Assigned task: Every line of the data must be copied exactly.

Given data:
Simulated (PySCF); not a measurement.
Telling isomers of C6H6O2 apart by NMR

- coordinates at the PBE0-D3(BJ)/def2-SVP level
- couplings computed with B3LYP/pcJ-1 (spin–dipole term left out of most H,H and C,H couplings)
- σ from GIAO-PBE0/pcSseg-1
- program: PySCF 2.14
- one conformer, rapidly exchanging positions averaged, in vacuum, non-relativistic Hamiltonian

Problem solution:
Simulated (PySCF); not a measurement.
Telling isomers of C6H6O2 apart by NMR

- coordinates at the PBE0-D3(BJ)/def2-SVP level
- couplings computed with B3LYP/pcJ-1 (spin–dipole term left out of most H,H and C,H couplings)
- σ from GIAO-PBE0/pcSseg-1
- program: PySCF 2.14
- one conformer, rapidly exchanging positions averaged, in vacuum, non-relativistic Hamiltonian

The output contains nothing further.